Work task
The entries below must be returned exactly as they stand.

Material provided
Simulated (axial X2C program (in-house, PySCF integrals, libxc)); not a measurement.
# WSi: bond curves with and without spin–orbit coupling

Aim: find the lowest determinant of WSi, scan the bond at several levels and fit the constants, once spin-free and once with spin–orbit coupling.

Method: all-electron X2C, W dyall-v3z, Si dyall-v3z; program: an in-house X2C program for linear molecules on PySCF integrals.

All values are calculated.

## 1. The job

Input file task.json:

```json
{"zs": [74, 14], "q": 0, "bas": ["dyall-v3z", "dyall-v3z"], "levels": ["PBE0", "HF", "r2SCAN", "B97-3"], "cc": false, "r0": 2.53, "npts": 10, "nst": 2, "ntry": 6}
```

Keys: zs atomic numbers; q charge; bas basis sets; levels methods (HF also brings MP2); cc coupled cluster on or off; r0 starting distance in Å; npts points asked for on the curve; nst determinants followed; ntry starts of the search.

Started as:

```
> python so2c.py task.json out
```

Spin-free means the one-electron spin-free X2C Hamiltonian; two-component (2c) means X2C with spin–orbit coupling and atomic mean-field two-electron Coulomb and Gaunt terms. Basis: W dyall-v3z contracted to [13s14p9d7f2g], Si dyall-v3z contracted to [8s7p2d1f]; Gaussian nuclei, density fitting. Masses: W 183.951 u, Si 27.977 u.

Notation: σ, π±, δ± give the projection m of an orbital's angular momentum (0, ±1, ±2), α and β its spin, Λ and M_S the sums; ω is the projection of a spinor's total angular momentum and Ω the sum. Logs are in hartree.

Reply
Simulated (axial X2C program (in-house, PySCF integrals, libxc)); not a measurement.
# WSi: bond curves with and without spin–orbit coupling

Aim: find the lowest determinant of WSi, scan the bond at several levels and fit the constants, once spin-free and once with spin–orbit coupling.

Method: all-electron X2C, W dyall-v3z, Si dyall-v3z; program: an in-house X2C program for linear molecules on PySCF integrals.

All values are calculated.

## 1. The job

Input file task.json:

```json
{"zs": [74, 14], "q": 0, "bas": ["dyall-v3z", "dyall-v3z"], "levels": ["PBE0", "HF", "r2SCAN", "B97-3"], "cc": false, "r0": 2.53, "npts": 10, "nst": 2, "ntry": 6}
```

Keys: zs atomic numbers; q charge; bas basis sets; levels methods (HF also brings MP2); cc coupled cluster on or off; r0 starting distance in Å; npts points asked for on the curve; nst determinants followed; ntry starts of the search.

Started as:

```
> python so2c.py task.json out
```

Spin-free means the one-electron spin-free X2C Hamiltonian; two-component (2c) means X2C with spin–orbit coupling and atomic mean-field two-electron Coulomb and Gaunt terms. Basis: W dyall-v3z contracted to [13s14p9d7f2g], Si dyall-v3z contracted to [8s7p2d1f]; Gaussian nuclei, density fitting. Masses: W 183.951 u, Si 27.977 u.

Notation: σ, π±, δ± give the projection m of an orbital's angular momentum (0, ±1, ±2), α and β its spin, Λ and M_S the sums; ω is the projection of a spinor's total angular momentum and Ω the sum. Logs are in hartree.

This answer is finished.